#### Work item
The records that follow must be repeated exactly as they stand.

Start of Dataset extract
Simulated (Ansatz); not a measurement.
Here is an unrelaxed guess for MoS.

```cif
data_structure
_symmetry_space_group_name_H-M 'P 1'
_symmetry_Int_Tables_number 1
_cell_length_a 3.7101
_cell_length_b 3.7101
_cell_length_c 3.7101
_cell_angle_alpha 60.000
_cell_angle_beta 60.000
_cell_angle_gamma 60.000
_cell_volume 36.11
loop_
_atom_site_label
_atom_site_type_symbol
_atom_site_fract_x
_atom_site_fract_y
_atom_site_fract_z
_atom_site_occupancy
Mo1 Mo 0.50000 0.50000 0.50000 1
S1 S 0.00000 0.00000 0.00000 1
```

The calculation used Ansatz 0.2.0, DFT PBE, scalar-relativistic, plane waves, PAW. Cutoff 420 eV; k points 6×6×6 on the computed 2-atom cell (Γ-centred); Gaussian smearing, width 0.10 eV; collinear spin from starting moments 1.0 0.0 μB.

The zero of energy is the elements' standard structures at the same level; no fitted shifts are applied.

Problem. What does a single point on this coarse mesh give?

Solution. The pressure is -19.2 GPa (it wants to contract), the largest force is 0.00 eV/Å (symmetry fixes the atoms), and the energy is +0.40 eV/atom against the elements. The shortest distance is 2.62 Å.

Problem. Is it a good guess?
End of Dataset extract

#### Answer section
Simulated (Ansatz); not a measurement.
Here is an unrelaxed guess for MoS.

```cif
data_structure
_symmetry_space_group_name_H-M 'P 1'
_symmetry_Int_Tables_number 1
_cell_length_a 3.7101
_cell_length_b 3.7101
_cell_length_c 3.7101
_cell_angle_alpha 60.000
_cell_angle_beta 60.000
_cell_angle_gamma 60.000
_cell_volume 36.11
loop_
_atom_site_label
_atom_site_type_symbol
_atom_site_fract_x
_atom_site_fract_y
_atom_site_fract_z
_atom_site_occupancy
Mo1 Mo 0.50000 0.50000 0.50000 1
S1 S 0.00000 0.00000 0.00000 1
```

The calculation used Ansatz 0.2.0, DFT PBE, scalar-relativistic, plane waves, PAW. Cutoff 420 eV; k points 6×6×6 on the computed 2-atom cell (Γ-centred); Gaussian smearing, width 0.10 eV; collinear spin from starting moments 1.0 0.0 μB.

The zero of energy is the elements' standard structures at the same level; no fitted shifts are applied.

Problem. What does a single point on this coarse mesh give?

Solution. The pressure is -19.2 GPa (it wants to contract), the largest force is 0.00 eV/Å (symmetry fixes the atoms), and the energy is +0.40 eV/atom against the elements. The shortest distance is 2.62 Å.

Problem. Is it a good guess?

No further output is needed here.